▶ [ASSIGNMENT] Your answer should be the entries, repeated exactly.

▶ [DATA RECORDS]
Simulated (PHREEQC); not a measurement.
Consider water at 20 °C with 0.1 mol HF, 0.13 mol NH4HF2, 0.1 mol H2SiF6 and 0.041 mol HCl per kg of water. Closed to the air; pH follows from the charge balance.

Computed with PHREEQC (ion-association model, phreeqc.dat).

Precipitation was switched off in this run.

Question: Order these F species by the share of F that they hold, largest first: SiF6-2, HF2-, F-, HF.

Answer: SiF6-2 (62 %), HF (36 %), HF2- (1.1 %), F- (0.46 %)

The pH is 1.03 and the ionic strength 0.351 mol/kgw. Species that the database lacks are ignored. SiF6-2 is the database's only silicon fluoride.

▶ [YOUR RESPONSE]
Simulated (PHREEQC); not a measurement.
Consider water at 20 °C with 0.1 mol HF, 0.13 mol NH4HF2, 0.1 mol H2SiF6 and 0.041 mol HCl per kg of water. Closed to the air; pH follows from the charge balance.

Computed with PHREEQC (ion-association model, phreeqc.dat).

Precipitation was switched off in this run.

Question: Order these F species by the share of F that they hold, largest first: SiF6-2, HF2-, F-, HF.

Answer: SiF6-2 (62 %), HF (36 %), HF2- (1.1 %), F- (0.46 %)

The pH is 1.03 and the ionic strength 0.351 mol/kgw. Species that the database lacks are ignored. SiF6-2 is the database's only silicon fluoride.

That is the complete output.